** Brief **
Reproduce, from the lines below, exactly the stretch that begins at the line containing "## [Cr(H2O)5]3+ by" and ends at the line containing "Method (PySCF 2.14, density", both included.

────────────────

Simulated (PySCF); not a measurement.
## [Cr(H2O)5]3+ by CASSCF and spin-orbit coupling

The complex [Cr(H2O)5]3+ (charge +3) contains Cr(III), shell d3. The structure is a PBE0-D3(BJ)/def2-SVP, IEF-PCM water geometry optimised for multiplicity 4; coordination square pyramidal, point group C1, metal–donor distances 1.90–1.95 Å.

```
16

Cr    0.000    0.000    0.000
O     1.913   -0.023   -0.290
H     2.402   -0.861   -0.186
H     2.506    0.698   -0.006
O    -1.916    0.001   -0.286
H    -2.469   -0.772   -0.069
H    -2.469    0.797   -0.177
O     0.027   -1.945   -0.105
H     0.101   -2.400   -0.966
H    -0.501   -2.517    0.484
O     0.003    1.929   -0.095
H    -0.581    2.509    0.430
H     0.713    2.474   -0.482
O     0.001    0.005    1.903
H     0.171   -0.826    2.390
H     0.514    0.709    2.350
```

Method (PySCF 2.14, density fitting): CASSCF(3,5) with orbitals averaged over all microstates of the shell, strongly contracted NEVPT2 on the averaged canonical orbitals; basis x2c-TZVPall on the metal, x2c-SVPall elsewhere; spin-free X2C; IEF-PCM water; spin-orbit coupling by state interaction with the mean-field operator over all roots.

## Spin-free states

────────────────

** Written answer **
## [Cr(H2O)5]3+ by CASSCF and spin-orbit coupling

The complex [Cr(H2O)5]3+ (charge +3) contains Cr(III), shell d3. The structure is a PBE0-D3(BJ)/def2-SVP, IEF-PCM water geometry optimised for multiplicity 4; coordination square pyramidal, point group C1, metal–donor distances 1.90–1.95 Å.

```
16

Cr    0.000    0.000    0.000
O     1.913   -0.023   -0.290
H     2.402   -0.861   -0.186
H     2.506    0.698   -0.006
O    -1.916    0.001   -0.286
H    -2.469   -0.772   -0.069
H    -2.469    0.797   -0.177
O     0.027   -1.945   -0.105
H     0.101   -2.400   -0.966
H    -0.501   -2.517    0.484
O     0.003    1.929   -0.095
H    -0.581    2.509    0.430
H     0.713    2.474   -0.482
O     0.001    0.005    1.903
H     0.171   -0.826    2.390
H     0.514    0.709    2.350
```

Method (PySCF 2.14, density fitting): CASSCF(3,5) with orbitals averaged over all microstates of the shell, strongly contracted NEVPT2 on the averaged canonical orbitals; basis x2c-TZVPall on the metal, x2c-SVPall elsewhere; spin-free X2C; IEF-PCM water; spin-orbit coupling by state interaction with the mean-field operator over all roots.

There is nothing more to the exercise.